Segment Open

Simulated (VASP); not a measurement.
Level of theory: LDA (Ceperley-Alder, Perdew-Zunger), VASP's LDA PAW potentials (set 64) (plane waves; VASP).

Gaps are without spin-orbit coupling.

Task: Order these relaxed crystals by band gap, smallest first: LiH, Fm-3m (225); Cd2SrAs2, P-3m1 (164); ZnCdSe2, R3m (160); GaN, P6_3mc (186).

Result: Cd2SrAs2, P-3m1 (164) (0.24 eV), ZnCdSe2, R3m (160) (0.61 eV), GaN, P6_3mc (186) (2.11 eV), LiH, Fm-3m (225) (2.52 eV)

Segment Closed

Requirement »
Up to and including the line that contains "Task: Order these", restate each line of the material above word for word, beginning with its first line.

Response box »
Simulated (VASP); not a measurement.
Level of theory: LDA (Ceperley-Alder, Perdew-Zunger), VASP's LDA PAW potentials (set 64) (plane waves; VASP).

Gaps are without spin-orbit coupling.

Task: Order these relaxed crystals by band gap, smallest first: LiH, Fm-3m (225); Cd2SrAs2, P-3m1 (164); ZnCdSe2, R3m (160); GaN, P6_3mc (186).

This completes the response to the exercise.